Activity. Transcribe only the lines between the first line of the records and the line containing "PBE's pressure lies", inclusive, exactly as written.

Extracted data.
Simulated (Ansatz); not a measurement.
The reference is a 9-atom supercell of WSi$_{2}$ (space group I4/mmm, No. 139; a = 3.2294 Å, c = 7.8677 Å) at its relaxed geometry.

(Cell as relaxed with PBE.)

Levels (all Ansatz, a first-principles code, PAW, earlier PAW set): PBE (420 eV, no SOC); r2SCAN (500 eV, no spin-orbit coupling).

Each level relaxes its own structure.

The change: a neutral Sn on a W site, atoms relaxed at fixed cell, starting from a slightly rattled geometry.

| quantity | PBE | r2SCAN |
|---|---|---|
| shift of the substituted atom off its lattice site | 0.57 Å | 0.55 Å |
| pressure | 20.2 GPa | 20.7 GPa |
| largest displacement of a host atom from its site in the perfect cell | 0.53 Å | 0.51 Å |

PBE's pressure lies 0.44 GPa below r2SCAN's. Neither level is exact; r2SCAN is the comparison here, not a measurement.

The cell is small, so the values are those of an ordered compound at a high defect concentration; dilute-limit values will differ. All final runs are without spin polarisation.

Answer section.
Simulated (Ansatz); not a measurement.
The reference is a 9-atom supercell of WSi$_{2}$ (space group I4/mmm, No. 139; a = 3.2294 Å, c = 7.8677 Å) at its relaxed geometry.

(Cell as relaxed with PBE.)

Levels (all Ansatz, a first-principles code, PAW, earlier PAW set): PBE (420 eV, no SOC); r2SCAN (500 eV, no spin-orbit coupling).

Each level relaxes its own structure.

The change: a neutral Sn on a W site, atoms relaxed at fixed cell, starting from a slightly rattled geometry.

| quantity | PBE | r2SCAN |
|---|---|---|
| shift of the substituted atom off its lattice site | 0.57 Å | 0.55 Å |
| pressure | 20.2 GPa | 20.7 GPa |
| largest displacement of a host atom from its site in the perfect cell | 0.53 Å | 0.51 Å |

PBE's pressure lies 0.44 GPa below r2SCAN's. Neither level is exact; r2SCAN is the comparison here, not a measurement.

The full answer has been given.